=== GIVEN ENTRIES ===
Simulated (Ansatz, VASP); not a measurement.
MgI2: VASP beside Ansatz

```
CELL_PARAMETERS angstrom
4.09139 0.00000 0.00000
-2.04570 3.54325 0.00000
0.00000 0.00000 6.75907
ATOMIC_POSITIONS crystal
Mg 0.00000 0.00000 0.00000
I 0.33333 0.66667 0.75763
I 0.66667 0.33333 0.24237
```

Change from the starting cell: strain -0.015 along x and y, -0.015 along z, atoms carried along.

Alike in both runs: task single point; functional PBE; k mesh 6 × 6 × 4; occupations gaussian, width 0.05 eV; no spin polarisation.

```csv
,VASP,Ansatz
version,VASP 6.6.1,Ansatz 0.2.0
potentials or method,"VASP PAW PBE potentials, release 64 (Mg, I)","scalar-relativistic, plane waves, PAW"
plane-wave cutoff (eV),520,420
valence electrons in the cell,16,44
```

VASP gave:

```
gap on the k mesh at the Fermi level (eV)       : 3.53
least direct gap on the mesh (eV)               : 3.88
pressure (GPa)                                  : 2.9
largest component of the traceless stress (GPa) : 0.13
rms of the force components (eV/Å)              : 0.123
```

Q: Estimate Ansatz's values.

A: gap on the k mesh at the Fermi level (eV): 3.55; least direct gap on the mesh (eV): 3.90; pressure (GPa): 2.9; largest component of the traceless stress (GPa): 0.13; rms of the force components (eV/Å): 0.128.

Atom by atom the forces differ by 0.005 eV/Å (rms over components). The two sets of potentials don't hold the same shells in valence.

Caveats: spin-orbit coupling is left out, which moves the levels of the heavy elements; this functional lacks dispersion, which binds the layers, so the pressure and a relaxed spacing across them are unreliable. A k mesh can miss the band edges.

=== BRIEF ===
Restate all of the material, keeping every word intact.

=== TASK SOLUTION ===
Simulated (Ansatz, VASP); not a measurement.
MgI2: VASP beside Ansatz

```
CELL_PARAMETERS angstrom
4.09139 0.00000 0.00000
-2.04570 3.54325 0.00000
0.00000 0.00000 6.75907
ATOMIC_POSITIONS crystal
Mg 0.00000 0.00000 0.00000
I 0.33333 0.66667 0.75763
I 0.66667 0.33333 0.24237
```

Change from the starting cell: strain -0.015 along x and y, -0.015 along z, atoms carried along.

Alike in both runs: task single point; functional PBE; k mesh 6 × 6 × 4; occupations gaussian, width 0.05 eV; no spin polarisation.

```csv
,VASP,Ansatz
version,VASP 6.6.1,Ansatz 0.2.0
potentials or method,"VASP PAW PBE potentials, release 64 (Mg, I)","scalar-relativistic, plane waves, PAW"
plane-wave cutoff (eV),520,420
valence electrons in the cell,16,44
```

VASP gave:

```
gap on the k mesh at the Fermi level (eV)       : 3.53
least direct gap on the mesh (eV)               : 3.88
pressure (GPa)                                  : 2.9
largest component of the traceless stress (GPa) : 0.13
rms of the force components (eV/Å)              : 0.123
```

Q: Estimate Ansatz's values.

A: gap on the k mesh at the Fermi level (eV): 3.55; least direct gap on the mesh (eV): 3.90; pressure (GPa): 2.9; largest component of the traceless stress (GPa): 0.13; rms of the force components (eV/Å): 0.128.

Atom by atom the forces differ by 0.005 eV/Å (rms over components). The two sets of potentials don't hold the same shells in valence.

Caveats: spin-orbit coupling is left out, which moves the levels of the heavy elements; this functional lacks dispersion, which binds the layers, so the pressure and a relaxed spacing across them are unreliable. A k mesh can miss the band edges.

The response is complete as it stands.